:: Work task ::
Would you output all the entries below without altering a word?

[[ Data extracts open ]]
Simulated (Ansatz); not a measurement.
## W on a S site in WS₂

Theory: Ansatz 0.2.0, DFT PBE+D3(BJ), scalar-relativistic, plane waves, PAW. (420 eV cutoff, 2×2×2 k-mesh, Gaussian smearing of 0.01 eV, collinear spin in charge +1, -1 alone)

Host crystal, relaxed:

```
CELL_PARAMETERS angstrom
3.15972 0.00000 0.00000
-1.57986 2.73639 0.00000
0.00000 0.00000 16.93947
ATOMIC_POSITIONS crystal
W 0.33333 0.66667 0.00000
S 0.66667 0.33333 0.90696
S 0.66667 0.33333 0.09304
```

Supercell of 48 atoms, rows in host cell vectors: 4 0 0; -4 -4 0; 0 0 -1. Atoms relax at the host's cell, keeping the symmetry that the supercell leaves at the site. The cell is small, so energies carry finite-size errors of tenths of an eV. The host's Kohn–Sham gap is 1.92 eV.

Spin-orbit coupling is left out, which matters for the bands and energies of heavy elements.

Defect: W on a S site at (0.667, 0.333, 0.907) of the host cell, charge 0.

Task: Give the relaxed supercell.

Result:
[[ Data extracts closed ]]

:: Answer box ::
Simulated (Ansatz); not a measurement.
## W on a S site in WS₂

Theory: Ansatz 0.2.0, DFT PBE+D3(BJ), scalar-relativistic, plane waves, PAW. (420 eV cutoff, 2×2×2 k-mesh, Gaussian smearing of 0.01 eV, collinear spin in charge +1, -1 alone)

Host crystal, relaxed:

```
CELL_PARAMETERS angstrom
3.15972 0.00000 0.00000
-1.57986 2.73639 0.00000
0.00000 0.00000 16.93947
ATOMIC_POSITIONS crystal
W 0.33333 0.66667 0.00000
S 0.66667 0.33333 0.90696
S 0.66667 0.33333 0.09304
```

Supercell of 48 atoms, rows in host cell vectors: 4 0 0; -4 -4 0; 0 0 -1. Atoms relax at the host's cell, keeping the symmetry that the supercell leaves at the site. The cell is small, so energies carry finite-size errors of tenths of an eV. The host's Kohn–Sham gap is 1.92 eV.

Spin-orbit coupling is left out, which matters for the bands and energies of heavy elements.

Defect: W on a S site at (0.667, 0.333, 0.907) of the host cell, charge 0.

Task: Give the relaxed supercell.

Result:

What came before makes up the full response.